DATA UNDER STUDY »
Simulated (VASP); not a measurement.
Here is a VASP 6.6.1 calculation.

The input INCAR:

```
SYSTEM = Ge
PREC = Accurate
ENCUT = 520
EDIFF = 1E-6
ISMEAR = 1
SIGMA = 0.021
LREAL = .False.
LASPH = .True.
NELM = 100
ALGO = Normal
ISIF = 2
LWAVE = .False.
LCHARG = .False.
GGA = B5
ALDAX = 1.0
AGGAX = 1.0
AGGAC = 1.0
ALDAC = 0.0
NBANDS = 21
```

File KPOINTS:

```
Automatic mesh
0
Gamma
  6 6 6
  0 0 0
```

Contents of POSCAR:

EXERCISE » Transcribe every record exactly.

WRITTEN ANSWER »
Simulated (VASP); not a measurement.
Here is a VASP 6.6.1 calculation.

The input INCAR:

```
SYSTEM = Ge
PREC = Accurate
ENCUT = 520
EDIFF = 1E-6
ISMEAR = 1
SIGMA = 0.021
LREAL = .False.
LASPH = .True.
NELM = 100
ALGO = Normal
ISIF = 2
LWAVE = .False.
LCHARG = .False.
GGA = B5
ALDAX = 1.0
AGGAX = 1.0
AGGAC = 1.0
ALDAC = 0.0
NBANDS = 21
```

File KPOINTS:

```
Automatic mesh
0
Gamma
  6 6 6
  0 0 0
```

Contents of POSCAR:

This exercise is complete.